EXERCISE →
Because the material must be preserved as it stands, copy every line exactly.

RECORD SET →
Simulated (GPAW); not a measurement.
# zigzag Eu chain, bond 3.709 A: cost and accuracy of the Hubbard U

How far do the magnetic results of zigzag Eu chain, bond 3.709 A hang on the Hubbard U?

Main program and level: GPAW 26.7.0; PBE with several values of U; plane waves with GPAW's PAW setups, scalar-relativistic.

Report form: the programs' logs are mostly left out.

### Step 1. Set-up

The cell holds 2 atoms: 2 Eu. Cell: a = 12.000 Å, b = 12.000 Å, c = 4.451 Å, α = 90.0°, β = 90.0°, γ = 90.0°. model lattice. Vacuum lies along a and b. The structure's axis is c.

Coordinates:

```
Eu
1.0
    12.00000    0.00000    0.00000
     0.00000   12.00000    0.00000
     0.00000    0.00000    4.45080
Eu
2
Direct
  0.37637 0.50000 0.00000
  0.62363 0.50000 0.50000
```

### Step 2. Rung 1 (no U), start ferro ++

ANSWER SPACE →
Simulated (GPAW); not a measurement.
# zigzag Eu chain, bond 3.709 A: cost and accuracy of the Hubbard U

How far do the magnetic results of zigzag Eu chain, bond 3.709 A hang on the Hubbard U?

Main program and level: GPAW 26.7.0; PBE with several values of U; plane waves with GPAW's PAW setups, scalar-relativistic.

Report form: the programs' logs are mostly left out.

### Step 1. Set-up

The cell holds 2 atoms: 2 Eu. Cell: a = 12.000 Å, b = 12.000 Å, c = 4.451 Å, α = 90.0°, β = 90.0°, γ = 90.0°. model lattice. Vacuum lies along a and b. The structure's axis is c.

Coordinates:

```
Eu
1.0
    12.00000    0.00000    0.00000
     0.00000   12.00000    0.00000
     0.00000    0.00000    4.45080
Eu
2
Direct
  0.37637 0.50000 0.00000
  0.62363 0.50000 0.50000
```

### Step 2. Rung 1 (no U), start ferro ++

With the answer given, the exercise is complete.